• _Exercise data_
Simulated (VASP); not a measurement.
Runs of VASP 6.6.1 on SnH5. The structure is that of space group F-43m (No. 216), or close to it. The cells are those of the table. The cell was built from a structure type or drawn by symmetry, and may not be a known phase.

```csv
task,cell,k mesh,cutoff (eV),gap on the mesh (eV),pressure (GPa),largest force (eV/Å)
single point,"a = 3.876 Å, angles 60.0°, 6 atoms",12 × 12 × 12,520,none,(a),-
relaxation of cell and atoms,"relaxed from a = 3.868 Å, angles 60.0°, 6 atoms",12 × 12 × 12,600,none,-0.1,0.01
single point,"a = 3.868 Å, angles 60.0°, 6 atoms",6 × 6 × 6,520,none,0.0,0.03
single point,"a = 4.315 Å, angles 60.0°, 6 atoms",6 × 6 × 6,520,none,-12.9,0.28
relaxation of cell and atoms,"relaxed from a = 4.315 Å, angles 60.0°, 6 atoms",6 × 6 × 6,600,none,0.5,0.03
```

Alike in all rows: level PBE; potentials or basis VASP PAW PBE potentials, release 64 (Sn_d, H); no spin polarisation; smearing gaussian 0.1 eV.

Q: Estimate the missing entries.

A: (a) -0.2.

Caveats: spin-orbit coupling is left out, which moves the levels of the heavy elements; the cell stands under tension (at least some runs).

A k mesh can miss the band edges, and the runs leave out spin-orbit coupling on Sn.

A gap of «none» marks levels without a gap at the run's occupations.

• _Required action_
Once more, print every line of the material exactly.

• _Answer area_
Simulated (VASP); not a measurement.
Runs of VASP 6.6.1 on SnH5. The structure is that of space group F-43m (No. 216), or close to it. The cells are those of the table. The cell was built from a structure type or drawn by symmetry, and may not be a known phase.

```csv
task,cell,k mesh,cutoff (eV),gap on the mesh (eV),pressure (GPa),largest force (eV/Å)
single point,"a = 3.876 Å, angles 60.0°, 6 atoms",12 × 12 × 12,520,none,(a),-
relaxation of cell and atoms,"relaxed from a = 3.868 Å, angles 60.0°, 6 atoms",12 × 12 × 12,600,none,-0.1,0.01
single point,"a = 3.868 Å, angles 60.0°, 6 atoms",6 × 6 × 6,520,none,0.0,0.03
single point,"a = 4.315 Å, angles 60.0°, 6 atoms",6 × 6 × 6,520,none,-12.9,0.28
relaxation of cell and atoms,"relaxed from a = 4.315 Å, angles 60.0°, 6 atoms",6 × 6 × 6,600,none,0.5,0.03
```

Alike in all rows: level PBE; potentials or basis VASP PAW PBE potentials, release 64 (Sn_d, H); no spin polarisation; smearing gaussian 0.1 eV.

Q: Estimate the missing entries.

A: (a) -0.2.

Caveats: spin-orbit coupling is left out, which moves the levels of the heavy elements; the cell stands under tension (at least some runs).

A k mesh can miss the band edges, and the runs leave out spin-orbit coupling on Sn.

A gap of «none» marks levels without a gap at the run's occupations.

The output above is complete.